Supplied entries:
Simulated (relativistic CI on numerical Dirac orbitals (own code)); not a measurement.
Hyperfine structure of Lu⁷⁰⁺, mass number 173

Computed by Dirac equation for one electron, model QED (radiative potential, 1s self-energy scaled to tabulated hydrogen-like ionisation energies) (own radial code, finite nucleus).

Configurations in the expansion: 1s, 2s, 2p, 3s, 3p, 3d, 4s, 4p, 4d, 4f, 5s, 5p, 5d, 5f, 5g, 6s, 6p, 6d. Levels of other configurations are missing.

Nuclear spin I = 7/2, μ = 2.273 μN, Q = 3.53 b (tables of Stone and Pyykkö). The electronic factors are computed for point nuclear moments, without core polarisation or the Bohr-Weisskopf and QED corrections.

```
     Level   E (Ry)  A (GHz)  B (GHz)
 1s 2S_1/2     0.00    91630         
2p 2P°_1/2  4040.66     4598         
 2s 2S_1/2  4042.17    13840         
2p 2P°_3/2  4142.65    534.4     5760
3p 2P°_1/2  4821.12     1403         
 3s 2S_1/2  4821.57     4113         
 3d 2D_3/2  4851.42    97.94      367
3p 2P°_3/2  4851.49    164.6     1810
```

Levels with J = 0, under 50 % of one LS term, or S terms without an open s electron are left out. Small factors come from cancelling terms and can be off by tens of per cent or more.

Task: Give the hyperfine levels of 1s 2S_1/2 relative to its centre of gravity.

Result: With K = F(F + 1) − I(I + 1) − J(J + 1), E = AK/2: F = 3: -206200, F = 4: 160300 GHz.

Exercise: The first line of the entries above marks where to begin; repeat each line exactly through the one that contains "Configurations in the", and include that line.

Task response:
Simulated (relativistic CI on numerical Dirac orbitals (own code)); not a measurement.
Hyperfine structure of Lu⁷⁰⁺, mass number 173

Computed by Dirac equation for one electron, model QED (radiative potential, 1s self-energy scaled to tabulated hydrogen-like ionisation energies) (own radial code, finite nucleus).

Configurations in the expansion: 1s, 2s, 2p, 3s, 3p, 3d, 4s, 4p, 4d, 4f, 5s, 5p, 5d, 5f, 5g, 6s, 6p, 6d. Levels of other configurations are missing.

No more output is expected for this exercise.